++++ GIVEN ENTRIES
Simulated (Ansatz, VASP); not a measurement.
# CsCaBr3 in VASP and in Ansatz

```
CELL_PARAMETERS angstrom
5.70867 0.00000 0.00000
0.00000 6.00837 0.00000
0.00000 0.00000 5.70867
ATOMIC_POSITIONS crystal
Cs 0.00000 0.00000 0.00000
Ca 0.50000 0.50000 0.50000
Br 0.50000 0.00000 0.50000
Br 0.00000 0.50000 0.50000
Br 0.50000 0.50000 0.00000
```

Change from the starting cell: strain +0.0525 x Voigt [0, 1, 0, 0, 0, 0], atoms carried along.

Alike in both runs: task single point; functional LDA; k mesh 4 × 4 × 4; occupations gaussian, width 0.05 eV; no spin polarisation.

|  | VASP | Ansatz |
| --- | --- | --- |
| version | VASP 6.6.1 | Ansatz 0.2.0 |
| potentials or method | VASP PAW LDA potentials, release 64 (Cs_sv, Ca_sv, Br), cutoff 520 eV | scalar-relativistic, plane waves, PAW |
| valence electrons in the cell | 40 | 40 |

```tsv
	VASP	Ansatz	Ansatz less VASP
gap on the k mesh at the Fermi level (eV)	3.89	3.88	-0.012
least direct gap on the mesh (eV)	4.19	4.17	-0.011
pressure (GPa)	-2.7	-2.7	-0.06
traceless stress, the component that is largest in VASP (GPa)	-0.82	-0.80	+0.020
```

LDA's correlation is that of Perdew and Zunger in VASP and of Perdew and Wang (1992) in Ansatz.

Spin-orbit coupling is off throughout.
++++++++

[WORK INSTRUCTION] Starting with the first line of the listing above and ending with the line that holds "Ansatz 0.2.0 |", return those lines exactly as written, both included.

[WRITTEN REPLY]
Simulated (Ansatz, VASP); not a measurement.
# CsCaBr3 in VASP and in Ansatz

```
CELL_PARAMETERS angstrom
5.70867 0.00000 0.00000
0.00000 6.00837 0.00000
0.00000 0.00000 5.70867
ATOMIC_POSITIONS crystal
Cs 0.00000 0.00000 0.00000
Ca 0.50000 0.50000 0.50000
Br 0.50000 0.00000 0.50000
Br 0.00000 0.50000 0.50000
Br 0.50000 0.50000 0.00000
```

Change from the starting cell: strain +0.0525 x Voigt [0, 1, 0, 0, 0, 0], atoms carried along.

Alike in both runs: task single point; functional LDA; k mesh 4 × 4 × 4; occupations gaussian, width 0.05 eV; no spin polarisation.

|  | VASP | Ansatz |
| --- | --- | --- |
| version | VASP 6.6.1 | Ansatz 0.2.0 |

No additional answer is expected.